● Work item:
Every line from the first one in the listing down to the line with "ZnO is run at" should be restated word for word.

-------
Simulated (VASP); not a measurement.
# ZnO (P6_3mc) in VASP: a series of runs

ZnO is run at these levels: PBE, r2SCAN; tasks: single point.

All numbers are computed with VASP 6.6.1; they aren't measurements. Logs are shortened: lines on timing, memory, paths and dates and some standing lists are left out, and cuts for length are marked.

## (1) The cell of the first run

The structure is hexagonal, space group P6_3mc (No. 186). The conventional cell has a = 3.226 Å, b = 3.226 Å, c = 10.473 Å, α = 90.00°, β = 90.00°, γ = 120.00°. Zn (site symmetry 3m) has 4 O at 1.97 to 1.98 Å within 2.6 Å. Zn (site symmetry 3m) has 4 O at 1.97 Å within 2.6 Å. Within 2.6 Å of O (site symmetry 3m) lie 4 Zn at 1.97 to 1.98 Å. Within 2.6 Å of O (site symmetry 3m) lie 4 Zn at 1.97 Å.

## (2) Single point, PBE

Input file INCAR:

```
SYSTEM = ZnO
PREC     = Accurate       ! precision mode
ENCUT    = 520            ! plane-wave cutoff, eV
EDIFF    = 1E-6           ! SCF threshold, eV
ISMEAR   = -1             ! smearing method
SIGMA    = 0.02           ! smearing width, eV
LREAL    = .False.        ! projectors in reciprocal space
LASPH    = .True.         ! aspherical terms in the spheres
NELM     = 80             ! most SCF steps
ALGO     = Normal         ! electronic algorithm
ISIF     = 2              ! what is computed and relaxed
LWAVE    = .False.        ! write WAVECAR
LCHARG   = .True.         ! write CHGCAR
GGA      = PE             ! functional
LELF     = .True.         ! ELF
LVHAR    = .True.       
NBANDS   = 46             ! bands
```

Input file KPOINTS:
-------

● Expected answer:
Simulated (VASP); not a measurement.
# ZnO (P6_3mc) in VASP: a series of runs

ZnO is run at these levels: PBE, r2SCAN; tasks: single point.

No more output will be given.